• **Supplied data**:
◇ ◇ ◇

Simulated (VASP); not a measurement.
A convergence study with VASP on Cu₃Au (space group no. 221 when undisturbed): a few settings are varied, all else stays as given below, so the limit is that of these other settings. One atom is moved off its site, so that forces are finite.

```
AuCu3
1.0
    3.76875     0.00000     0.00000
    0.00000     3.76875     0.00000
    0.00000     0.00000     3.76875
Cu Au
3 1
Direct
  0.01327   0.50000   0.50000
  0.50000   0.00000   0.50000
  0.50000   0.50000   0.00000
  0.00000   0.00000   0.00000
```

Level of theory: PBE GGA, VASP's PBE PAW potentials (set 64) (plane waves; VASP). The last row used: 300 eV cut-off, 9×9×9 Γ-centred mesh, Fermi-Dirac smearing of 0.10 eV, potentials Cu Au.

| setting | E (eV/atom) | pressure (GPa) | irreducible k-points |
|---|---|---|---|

◇ ◇ ◇

• **Required action**: Output the entries verbatim.

• **Answer box**:
Simulated (VASP); not a measurement.
A convergence study with VASP on Cu₃Au (space group no. 221 when undisturbed): a few settings are varied, all else stays as given below, so the limit is that of these other settings. One atom is moved off its site, so that forces are finite.

```
AuCu3
1.0
    3.76875     0.00000     0.00000
    0.00000     3.76875     0.00000
    0.00000     0.00000     3.76875
Cu Au
3 1
Direct
  0.01327   0.50000   0.50000
  0.50000   0.00000   0.50000
  0.50000   0.50000   0.00000
  0.00000   0.00000   0.00000
```

Level of theory: PBE GGA, VASP's PBE PAW potentials (set 64) (plane waves; VASP). The last row used: 300 eV cut-off, 9×9×9 Γ-centred mesh, Fermi-Dirac smearing of 0.10 eV, potentials Cu Au.

| setting | E (eV/atom) | pressure (GPa) | irreducible k-points |
|---|---|---|---|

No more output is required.